^^^^^^^^^^^^^^^^

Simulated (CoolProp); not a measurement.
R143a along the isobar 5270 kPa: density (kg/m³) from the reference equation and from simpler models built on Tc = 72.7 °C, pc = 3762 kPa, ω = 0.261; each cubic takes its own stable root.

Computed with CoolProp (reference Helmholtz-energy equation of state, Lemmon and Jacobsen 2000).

^^^^^^^^^^^^^^^^

- [REQUIREMENT]: Please return all of the entries exactly as they were given.

- [EXERCISE RESPONSE]:
Simulated (CoolProp); not a measurement.
R143a along the isobar 5270 kPa: density (kg/m³) from the reference equation and from simpler models built on Tc = 72.7 °C, pc = 3762 kPa, ω = 0.261; each cubic takes its own stable root.

Computed with CoolProp (reference Helmholtz-energy equation of state, Lemmon and Jacobsen 2000).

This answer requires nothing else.